(Work order) The lines to repeat are those below from the one containing "- Occupations: gaussian, width 0.15 eV" down to the one containing "Solution. Pressure 115.5", both included; reproduce them exactly and nothing else.

···

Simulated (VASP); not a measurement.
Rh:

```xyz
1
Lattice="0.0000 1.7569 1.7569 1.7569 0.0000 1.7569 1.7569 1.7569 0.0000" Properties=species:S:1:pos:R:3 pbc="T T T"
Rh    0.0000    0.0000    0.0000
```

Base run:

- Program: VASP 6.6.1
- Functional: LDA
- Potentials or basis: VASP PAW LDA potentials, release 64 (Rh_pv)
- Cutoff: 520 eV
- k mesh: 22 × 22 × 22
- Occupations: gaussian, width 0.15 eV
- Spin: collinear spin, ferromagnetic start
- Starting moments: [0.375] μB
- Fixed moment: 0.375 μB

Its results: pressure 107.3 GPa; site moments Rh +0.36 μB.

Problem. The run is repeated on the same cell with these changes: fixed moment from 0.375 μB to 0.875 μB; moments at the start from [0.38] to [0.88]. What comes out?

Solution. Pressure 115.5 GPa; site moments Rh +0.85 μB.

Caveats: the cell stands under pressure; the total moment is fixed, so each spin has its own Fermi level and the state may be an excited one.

···

(Answer space)
- Occupations: gaussian, width 0.15 eV
- Spin: collinear spin, ferromagnetic start
- Starting moments: [0.375] μB
- Fixed moment: 0.375 μB

Its results: pressure 107.3 GPa; site moments Rh +0.36 μB.

Problem. The run is repeated on the same cell with these changes: fixed moment from 0.375 μB to 0.875 μB; moments at the start from [0.38] to [0.88]. What comes out?

Solution. Pressure 115.5 GPa; site moments Rh +0.85 μB.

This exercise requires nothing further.